■ Brief:
Look below for the line that contains "### Step 2.", then copy it and each following line exactly, through and including the line that contains "The driver reads".

** Extracted data follows **

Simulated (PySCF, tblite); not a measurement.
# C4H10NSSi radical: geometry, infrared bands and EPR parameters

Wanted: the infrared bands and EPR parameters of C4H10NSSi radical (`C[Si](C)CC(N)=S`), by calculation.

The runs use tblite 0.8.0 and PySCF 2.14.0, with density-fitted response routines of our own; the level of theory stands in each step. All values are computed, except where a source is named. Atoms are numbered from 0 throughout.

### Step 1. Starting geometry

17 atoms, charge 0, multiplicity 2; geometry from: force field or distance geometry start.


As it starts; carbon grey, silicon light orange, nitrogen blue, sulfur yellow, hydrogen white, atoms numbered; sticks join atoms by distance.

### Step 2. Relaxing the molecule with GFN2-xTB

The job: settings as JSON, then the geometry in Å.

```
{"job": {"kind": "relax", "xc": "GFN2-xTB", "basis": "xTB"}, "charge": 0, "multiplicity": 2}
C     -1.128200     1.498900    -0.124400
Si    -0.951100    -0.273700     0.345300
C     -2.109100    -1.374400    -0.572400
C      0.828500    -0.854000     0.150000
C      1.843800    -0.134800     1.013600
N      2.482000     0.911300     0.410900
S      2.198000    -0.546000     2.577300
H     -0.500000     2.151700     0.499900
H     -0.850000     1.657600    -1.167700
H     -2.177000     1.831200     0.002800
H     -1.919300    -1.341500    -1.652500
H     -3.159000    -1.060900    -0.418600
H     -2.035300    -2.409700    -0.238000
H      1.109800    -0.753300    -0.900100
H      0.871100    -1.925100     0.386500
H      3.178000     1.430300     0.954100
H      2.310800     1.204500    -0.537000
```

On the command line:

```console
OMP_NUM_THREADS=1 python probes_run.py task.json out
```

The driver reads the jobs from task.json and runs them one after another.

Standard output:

** End of Extracted data **

■ Your solution:
### Step 2. Relaxing the molecule with GFN2-xTB

The job: settings as JSON, then the geometry in Å.

```
{"job": {"kind": "relax", "xc": "GFN2-xTB", "basis": "xTB"}, "charge": 0, "multiplicity": 2}
C     -1.128200     1.498900    -0.124400
Si    -0.951100    -0.273700     0.345300
C     -2.109100    -1.374400    -0.572400
C      0.828500    -0.854000     0.150000
C      1.843800    -0.134800     1.013600
N      2.482000     0.911300     0.410900
S      2.198000    -0.546000     2.577300
H     -0.500000     2.151700     0.499900
H     -0.850000     1.657600    -1.167700
H     -2.177000     1.831200     0.002800
H     -1.919300    -1.341500    -1.652500
H     -3.159000    -1.060900    -0.418600
H     -2.035300    -2.409700    -0.238000
H      1.109800    -0.753300    -0.900100
H      0.871100    -1.925100     0.386500
H      3.178000     1.430300     0.954100
H      2.310800     1.204500    -0.537000
```

On the command line:

```console
OMP_NUM_THREADS=1 python probes_run.py task.json out
```

The driver reads the jobs from task.json and runs them one after another.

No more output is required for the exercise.